═════ INPUT DATA ═════

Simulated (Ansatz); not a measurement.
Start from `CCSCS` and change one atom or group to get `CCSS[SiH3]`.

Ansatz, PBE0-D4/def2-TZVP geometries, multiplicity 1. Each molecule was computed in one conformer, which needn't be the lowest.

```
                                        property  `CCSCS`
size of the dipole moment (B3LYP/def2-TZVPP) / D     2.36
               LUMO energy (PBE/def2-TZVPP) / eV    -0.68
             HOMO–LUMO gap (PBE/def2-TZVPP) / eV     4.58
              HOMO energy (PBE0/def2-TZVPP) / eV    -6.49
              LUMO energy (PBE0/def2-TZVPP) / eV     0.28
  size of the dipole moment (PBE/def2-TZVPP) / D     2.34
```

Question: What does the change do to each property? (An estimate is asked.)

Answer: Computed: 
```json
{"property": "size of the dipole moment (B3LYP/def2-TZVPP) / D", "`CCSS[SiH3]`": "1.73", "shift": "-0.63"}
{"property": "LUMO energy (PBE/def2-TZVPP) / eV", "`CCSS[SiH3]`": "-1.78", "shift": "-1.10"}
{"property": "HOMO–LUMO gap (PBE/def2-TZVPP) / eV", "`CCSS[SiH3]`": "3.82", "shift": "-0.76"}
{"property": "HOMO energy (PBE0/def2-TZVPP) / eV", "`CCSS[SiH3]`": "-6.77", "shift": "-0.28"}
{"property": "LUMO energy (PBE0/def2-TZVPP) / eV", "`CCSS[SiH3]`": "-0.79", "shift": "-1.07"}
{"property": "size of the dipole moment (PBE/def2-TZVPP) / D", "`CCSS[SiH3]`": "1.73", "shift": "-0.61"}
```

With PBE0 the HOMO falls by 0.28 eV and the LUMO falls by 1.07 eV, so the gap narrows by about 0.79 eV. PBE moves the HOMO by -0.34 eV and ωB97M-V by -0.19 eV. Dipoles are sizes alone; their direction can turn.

═════

The first line of the entries above and every line after it, up to and including the line with "Question: What does", should be set down exactly.

Simulated (Ansatz); not a measurement.
Start from `CCSCS` and change one atom or group to get `CCSS[SiH3]`.

Ansatz, PBE0-D4/def2-TZVP geometries, multiplicity 1. Each molecule was computed in one conformer, which needn't be the lowest.

```
                                        property  `CCSCS`
size of the dipole moment (B3LYP/def2-TZVPP) / D     2.36
               LUMO energy (PBE/def2-TZVPP) / eV    -0.68
             HOMO–LUMO gap (PBE/def2-TZVPP) / eV     4.58
              HOMO energy (PBE0/def2-TZVPP) / eV    -6.49
              LUMO energy (PBE0/def2-TZVPP) / eV     0.28
  size of the dipole moment (PBE/def2-TZVPP) / D     2.34
```

Question: What does the change do to each property? (An estimate is asked.)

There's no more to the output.